— Assigned task —
Provide an exact reproduction of every entry.

— Supplied information —
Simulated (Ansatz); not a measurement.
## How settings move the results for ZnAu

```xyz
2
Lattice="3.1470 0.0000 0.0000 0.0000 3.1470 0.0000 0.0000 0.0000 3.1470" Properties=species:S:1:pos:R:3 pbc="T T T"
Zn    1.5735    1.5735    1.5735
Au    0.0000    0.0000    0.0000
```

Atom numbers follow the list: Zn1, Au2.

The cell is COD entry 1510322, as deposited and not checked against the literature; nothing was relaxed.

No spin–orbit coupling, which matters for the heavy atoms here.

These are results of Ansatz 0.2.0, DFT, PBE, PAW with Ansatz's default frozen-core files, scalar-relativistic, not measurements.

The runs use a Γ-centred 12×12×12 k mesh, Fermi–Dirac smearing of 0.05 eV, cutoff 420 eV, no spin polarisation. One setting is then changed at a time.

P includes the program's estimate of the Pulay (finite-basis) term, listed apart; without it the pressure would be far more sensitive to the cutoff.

— Task solution —
Simulated (Ansatz); not a measurement.
## How settings move the results for ZnAu

```xyz
2
Lattice="3.1470 0.0000 0.0000 0.0000 3.1470 0.0000 0.0000 0.0000 3.1470" Properties=species:S:1:pos:R:3 pbc="T T T"
Zn    1.5735    1.5735    1.5735
Au    0.0000    0.0000    0.0000
```

Atom numbers follow the list: Zn1, Au2.

The cell is COD entry 1510322, as deposited and not checked against the literature; nothing was relaxed.

No spin–orbit coupling, which matters for the heavy atoms here.

These are results of Ansatz 0.2.0, DFT, PBE, PAW with Ansatz's default frozen-core files, scalar-relativistic, not measurements.

The runs use a Γ-centred 12×12×12 k mesh, Fermi–Dirac smearing of 0.05 eV, cutoff 420 eV, no spin polarisation. One setting is then changed at a time.

P includes the program's estimate of the Pulay (finite-basis) term, listed apart; without it the pressure would be far more sensitive to the cutoff.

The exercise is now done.